### ACTIVITY
Nothing may be changed. Give the entries below again exactly.

────────────────────────────────────────

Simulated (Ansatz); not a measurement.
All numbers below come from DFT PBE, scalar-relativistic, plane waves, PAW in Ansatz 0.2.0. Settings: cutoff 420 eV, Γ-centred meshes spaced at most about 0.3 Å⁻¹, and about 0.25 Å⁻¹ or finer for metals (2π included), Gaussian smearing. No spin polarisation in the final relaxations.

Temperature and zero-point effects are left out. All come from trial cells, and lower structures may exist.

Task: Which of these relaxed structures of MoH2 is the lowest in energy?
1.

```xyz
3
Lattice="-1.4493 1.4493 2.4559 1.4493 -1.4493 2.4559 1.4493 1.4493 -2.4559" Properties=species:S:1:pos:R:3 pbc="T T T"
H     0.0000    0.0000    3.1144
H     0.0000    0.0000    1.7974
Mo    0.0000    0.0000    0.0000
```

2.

────────────────────────────────────────

### RESPONSE AREA
Simulated (Ansatz); not a measurement.
All numbers below come from DFT PBE, scalar-relativistic, plane waves, PAW in Ansatz 0.2.0. Settings: cutoff 420 eV, Γ-centred meshes spaced at most about 0.3 Å⁻¹, and about 0.25 Å⁻¹ or finer for metals (2π included), Gaussian smearing. No spin polarisation in the final relaxations.

Temperature and zero-point effects are left out. All come from trial cells, and lower structures may exist.

Task: Which of these relaxed structures of MoH2 is the lowest in energy?
1.

```xyz
3
Lattice="-1.4493 1.4493 2.4559 1.4493 -1.4493 2.4559 1.4493 1.4493 -2.4559" Properties=species:S:1:pos:R:3 pbc="T T T"
H     0.0000    0.0000    3.1144
H     0.0000    0.0000    1.7974
Mo    0.0000    0.0000    0.0000
```

2.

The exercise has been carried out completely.